Work task: Retype exactly the lines that run from the start of the data to the line holding "none | none | - |", including both, and only those.

(Data shown)

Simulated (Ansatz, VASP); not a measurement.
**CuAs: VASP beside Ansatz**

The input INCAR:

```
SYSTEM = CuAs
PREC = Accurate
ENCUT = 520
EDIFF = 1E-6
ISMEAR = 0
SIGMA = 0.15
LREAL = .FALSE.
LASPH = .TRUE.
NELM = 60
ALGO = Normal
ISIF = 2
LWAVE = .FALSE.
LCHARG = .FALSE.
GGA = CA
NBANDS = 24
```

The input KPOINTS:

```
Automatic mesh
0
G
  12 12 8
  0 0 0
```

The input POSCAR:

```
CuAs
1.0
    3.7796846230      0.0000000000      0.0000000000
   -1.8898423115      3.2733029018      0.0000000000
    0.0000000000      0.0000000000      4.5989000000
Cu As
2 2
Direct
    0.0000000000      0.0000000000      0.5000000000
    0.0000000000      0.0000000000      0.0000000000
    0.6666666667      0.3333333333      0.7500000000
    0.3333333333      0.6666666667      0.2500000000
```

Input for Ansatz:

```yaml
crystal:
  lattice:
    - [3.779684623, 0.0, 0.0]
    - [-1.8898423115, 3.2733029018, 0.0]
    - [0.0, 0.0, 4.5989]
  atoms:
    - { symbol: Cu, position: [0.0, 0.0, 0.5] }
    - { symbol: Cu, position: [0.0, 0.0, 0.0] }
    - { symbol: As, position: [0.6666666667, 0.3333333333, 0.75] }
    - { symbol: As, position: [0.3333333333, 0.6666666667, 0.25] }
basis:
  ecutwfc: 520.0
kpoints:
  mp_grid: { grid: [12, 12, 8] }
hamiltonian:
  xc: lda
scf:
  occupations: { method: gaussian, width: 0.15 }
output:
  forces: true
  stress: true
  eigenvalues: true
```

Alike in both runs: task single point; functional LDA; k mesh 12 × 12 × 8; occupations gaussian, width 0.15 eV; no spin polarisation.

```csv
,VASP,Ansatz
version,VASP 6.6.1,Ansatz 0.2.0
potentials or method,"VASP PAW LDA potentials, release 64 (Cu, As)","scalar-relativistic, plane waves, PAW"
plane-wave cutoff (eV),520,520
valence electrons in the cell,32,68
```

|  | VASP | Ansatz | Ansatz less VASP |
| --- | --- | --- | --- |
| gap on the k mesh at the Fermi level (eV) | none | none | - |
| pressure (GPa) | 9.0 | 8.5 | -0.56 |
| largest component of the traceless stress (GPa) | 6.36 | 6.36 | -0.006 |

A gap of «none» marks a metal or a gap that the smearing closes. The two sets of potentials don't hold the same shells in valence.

(End Data shown)

Expected answer:
Simulated (Ansatz, VASP); not a measurement.
**CuAs: VASP beside Ansatz**

The input INCAR:

```
SYSTEM = CuAs
PREC = Accurate
ENCUT = 520
EDIFF = 1E-6
ISMEAR = 0
SIGMA = 0.15
LREAL = .FALSE.
LASPH = .TRUE.
NELM = 60
ALGO = Normal
ISIF = 2
LWAVE = .FALSE.
LCHARG = .FALSE.
GGA = CA
NBANDS = 24
```

The input KPOINTS:

```
Automatic mesh
0
G
  12 12 8
  0 0 0
```

The input POSCAR:

```
CuAs
1.0
    3.7796846230      0.0000000000      0.0000000000
   -1.8898423115      3.2733029018      0.0000000000
    0.0000000000      0.0000000000      4.5989000000
Cu As
2 2
Direct
    0.0000000000      0.0000000000      0.5000000000
    0.0000000000      0.0000000000      0.0000000000
    0.6666666667      0.3333333333      0.7500000000
    0.3333333333      0.6666666667      0.2500000000
```

Input for Ansatz:

```yaml
crystal:
  lattice:
    - [3.779684623, 0.0, 0.0]
    - [-1.8898423115, 3.2733029018, 0.0]
    - [0.0, 0.0, 4.5989]
  atoms:
    - { symbol: Cu, position: [0.0, 0.0, 0.5] }
    - { symbol: Cu, position: [0.0, 0.0, 0.0] }
    - { symbol: As, position: [0.6666666667, 0.3333333333, 0.75] }
    - { symbol: As, position: [0.3333333333, 0.6666666667, 0.25] }
basis:
  ecutwfc: 520.0
kpoints:
  mp_grid: { grid: [12, 12, 8] }
hamiltonian:
  xc: lda
scf:
  occupations: { method: gaussian, width: 0.15 }
output:
  forces: true
  stress: true
  eigenvalues: true
```

Alike in both runs: task single point; functional LDA; k mesh 12 × 12 × 8; occupations gaussian, width 0.15 eV; no spin polarisation.

```csv
,VASP,Ansatz
version,VASP 6.6.1,Ansatz 0.2.0
potentials or method,"VASP PAW LDA potentials, release 64 (Cu, As)","scalar-relativistic, plane waves, PAW"
plane-wave cutoff (eV),520,520
valence electrons in the cell,32,68
```

|  | VASP | Ansatz | Ansatz less VASP |
| --- | --- | --- | --- |
| gap on the k mesh at the Fermi level (eV) | none | none | - |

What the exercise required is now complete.